**WORK REQUEST:**
Could you print exactly the lines of the listing below, starting at the line that has "Q: What does" and ending at the line that has "A: 1.51 eV (least direct gap 1.75 eV).", and only those lines?

*-*-*

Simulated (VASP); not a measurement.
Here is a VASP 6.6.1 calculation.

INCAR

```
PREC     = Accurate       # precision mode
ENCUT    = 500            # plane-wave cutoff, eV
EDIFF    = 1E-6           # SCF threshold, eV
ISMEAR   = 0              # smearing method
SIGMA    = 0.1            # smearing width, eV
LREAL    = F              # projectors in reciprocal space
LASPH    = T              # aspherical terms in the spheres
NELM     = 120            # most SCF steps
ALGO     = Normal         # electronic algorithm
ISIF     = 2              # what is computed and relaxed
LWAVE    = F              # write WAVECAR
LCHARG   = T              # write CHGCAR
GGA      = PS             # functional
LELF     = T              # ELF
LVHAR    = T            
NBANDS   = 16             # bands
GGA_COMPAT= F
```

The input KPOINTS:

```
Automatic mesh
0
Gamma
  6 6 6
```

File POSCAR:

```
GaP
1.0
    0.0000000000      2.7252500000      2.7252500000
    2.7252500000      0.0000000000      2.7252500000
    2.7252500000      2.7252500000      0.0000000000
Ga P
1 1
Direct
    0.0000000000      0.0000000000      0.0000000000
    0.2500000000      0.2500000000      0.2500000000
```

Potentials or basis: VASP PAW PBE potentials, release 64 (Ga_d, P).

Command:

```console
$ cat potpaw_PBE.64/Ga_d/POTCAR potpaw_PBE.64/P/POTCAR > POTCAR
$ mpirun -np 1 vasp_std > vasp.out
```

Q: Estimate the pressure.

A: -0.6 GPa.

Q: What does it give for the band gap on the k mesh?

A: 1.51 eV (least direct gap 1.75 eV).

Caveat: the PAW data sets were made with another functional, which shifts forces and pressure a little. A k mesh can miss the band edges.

*-*-*

**WORKED SOLUTION:**
Q: What does it give for the band gap on the k mesh?

A: 1.51 eV (least direct gap 1.75 eV).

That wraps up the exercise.